#### Required action
All lines of the material must be output verbatim.

#### Stored data
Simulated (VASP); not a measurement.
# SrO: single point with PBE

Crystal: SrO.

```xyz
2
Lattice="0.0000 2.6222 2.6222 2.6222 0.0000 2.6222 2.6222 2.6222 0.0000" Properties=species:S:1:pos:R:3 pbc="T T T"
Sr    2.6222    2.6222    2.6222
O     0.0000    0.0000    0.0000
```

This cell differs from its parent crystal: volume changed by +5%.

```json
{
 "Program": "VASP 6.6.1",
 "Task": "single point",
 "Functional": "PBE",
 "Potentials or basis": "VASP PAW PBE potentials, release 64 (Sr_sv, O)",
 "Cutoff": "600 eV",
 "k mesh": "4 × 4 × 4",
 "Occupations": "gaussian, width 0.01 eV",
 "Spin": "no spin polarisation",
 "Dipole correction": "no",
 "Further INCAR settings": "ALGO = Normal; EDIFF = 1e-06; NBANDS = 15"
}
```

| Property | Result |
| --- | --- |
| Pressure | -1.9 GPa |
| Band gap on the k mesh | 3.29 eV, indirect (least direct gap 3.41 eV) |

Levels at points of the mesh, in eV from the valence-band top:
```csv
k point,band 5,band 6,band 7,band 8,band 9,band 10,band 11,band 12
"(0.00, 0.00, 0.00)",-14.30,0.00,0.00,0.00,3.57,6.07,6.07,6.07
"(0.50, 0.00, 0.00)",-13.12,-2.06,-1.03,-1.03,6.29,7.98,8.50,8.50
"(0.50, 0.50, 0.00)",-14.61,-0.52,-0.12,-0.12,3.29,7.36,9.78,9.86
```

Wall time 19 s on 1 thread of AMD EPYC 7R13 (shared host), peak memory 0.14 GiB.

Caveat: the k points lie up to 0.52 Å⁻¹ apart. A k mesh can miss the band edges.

#### Written answer
Simulated (VASP); not a measurement.
# SrO: single point with PBE

Crystal: SrO.

```xyz
2
Lattice="0.0000 2.6222 2.6222 2.6222 0.0000 2.6222 2.6222 2.6222 0.0000" Properties=species:S:1:pos:R:3 pbc="T T T"
Sr    2.6222    2.6222    2.6222
O     0.0000    0.0000    0.0000
```

This cell differs from its parent crystal: volume changed by +5%.

```json
{
 "Program": "VASP 6.6.1",
 "Task": "single point",
 "Functional": "PBE",
 "Potentials or basis": "VASP PAW PBE potentials, release 64 (Sr_sv, O)",
 "Cutoff": "600 eV",
 "k mesh": "4 × 4 × 4",
 "Occupations": "gaussian, width 0.01 eV",
 "Spin": "no spin polarisation",
 "Dipole correction": "no",
 "Further INCAR settings": "ALGO = Normal; EDIFF = 1e-06; NBANDS = 15"
}
```

| Property | Result |
| --- | --- |
| Pressure | -1.9 GPa |
| Band gap on the k mesh | 3.29 eV, indirect (least direct gap 3.41 eV) |

Levels at points of the mesh, in eV from the valence-band top:
```csv
k point,band 5,band 6,band 7,band 8,band 9,band 10,band 11,band 12
"(0.00, 0.00, 0.00)",-14.30,0.00,0.00,0.00,3.57,6.07,6.07,6.07
"(0.50, 0.00, 0.00)",-13.12,-2.06,-1.03,-1.03,6.29,7.98,8.50,8.50
"(0.50, 0.50, 0.00)",-14.61,-0.52,-0.12,-0.12,3.29,7.36,9.78,9.86
```

Wall time 19 s on 1 thread of AMD EPYC 7R13 (shared host), peak memory 0.14 GiB.

Caveat: the k points lie up to 0.52 Å⁻¹ apart. A k mesh can miss the band edges.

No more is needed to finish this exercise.